● DATA TO EXAMINE
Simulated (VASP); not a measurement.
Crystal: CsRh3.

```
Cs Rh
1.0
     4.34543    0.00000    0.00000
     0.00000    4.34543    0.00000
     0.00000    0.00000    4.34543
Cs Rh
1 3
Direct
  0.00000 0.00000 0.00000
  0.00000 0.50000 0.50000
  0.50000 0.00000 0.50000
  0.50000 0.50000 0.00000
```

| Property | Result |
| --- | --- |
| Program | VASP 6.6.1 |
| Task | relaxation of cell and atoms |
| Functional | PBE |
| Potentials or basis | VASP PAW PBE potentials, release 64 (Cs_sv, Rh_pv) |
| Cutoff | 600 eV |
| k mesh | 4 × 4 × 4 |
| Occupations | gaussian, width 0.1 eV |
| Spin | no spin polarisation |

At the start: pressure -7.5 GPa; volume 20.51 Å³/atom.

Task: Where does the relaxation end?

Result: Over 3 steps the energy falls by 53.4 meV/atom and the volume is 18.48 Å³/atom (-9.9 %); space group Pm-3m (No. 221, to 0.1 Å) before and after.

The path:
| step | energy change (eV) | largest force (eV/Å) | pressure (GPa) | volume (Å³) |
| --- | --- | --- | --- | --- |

● WORK TASK
Retype the material above in full, keeping every word as it stands.

● TASK ANSWER
Simulated (VASP); not a measurement.
Crystal: CsRh3.

```
Cs Rh
1.0
     4.34543    0.00000    0.00000
     0.00000    4.34543    0.00000
     0.00000    0.00000    4.34543
Cs Rh
1 3
Direct
  0.00000 0.00000 0.00000
  0.00000 0.50000 0.50000
  0.50000 0.00000 0.50000
  0.50000 0.50000 0.00000
```

| Property | Result |
| --- | --- |
| Program | VASP 6.6.1 |
| Task | relaxation of cell and atoms |
| Functional | PBE |
| Potentials or basis | VASP PAW PBE potentials, release 64 (Cs_sv, Rh_pv) |
| Cutoff | 600 eV |
| k mesh | 4 × 4 × 4 |
| Occupations | gaussian, width 0.1 eV |
| Spin | no spin polarisation |

At the start: pressure -7.5 GPa; volume 20.51 Å³/atom.

Task: Where does the relaxation end?

Result: Over 3 steps the energy falls by 53.4 meV/atom and the volume is 18.48 Å³/atom (-9.9 %); space group Pm-3m (No. 221, to 0.1 Å) before and after.

The path:
| step | energy change (eV) | largest force (eV/Å) | pressure (GPa) | volume (Å³) |
| --- | --- | --- | --- | --- |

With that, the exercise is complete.